★ ★ ★

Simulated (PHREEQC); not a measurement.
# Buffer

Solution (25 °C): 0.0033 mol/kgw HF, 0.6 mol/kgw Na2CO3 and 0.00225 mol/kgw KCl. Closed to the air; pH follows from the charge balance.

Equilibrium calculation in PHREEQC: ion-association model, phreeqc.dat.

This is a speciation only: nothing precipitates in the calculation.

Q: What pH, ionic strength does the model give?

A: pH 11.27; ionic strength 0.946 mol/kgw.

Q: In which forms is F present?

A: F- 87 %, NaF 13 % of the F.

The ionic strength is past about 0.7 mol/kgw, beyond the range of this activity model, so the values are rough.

★ ★ ★

=== Work request ===
Repeat the entries above exactly, leaving nothing out.

=== Written answer ===
Simulated (PHREEQC); not a measurement.
# Buffer

Solution (25 °C): 0.0033 mol/kgw HF, 0.6 mol/kgw Na2CO3 and 0.00225 mol/kgw KCl. Closed to the air; pH follows from the charge balance.

Equilibrium calculation in PHREEQC: ion-association model, phreeqc.dat.

This is a speciation only: nothing precipitates in the calculation.

Q: What pH, ionic strength does the model give?

A: pH 11.27; ionic strength 0.946 mol/kgw.

Q: In which forms is F present?

A: F- 87 %, NaF 13 % of the F.

The ionic strength is past about 0.7 mol/kgw, beyond the range of this activity model, so the values are rough.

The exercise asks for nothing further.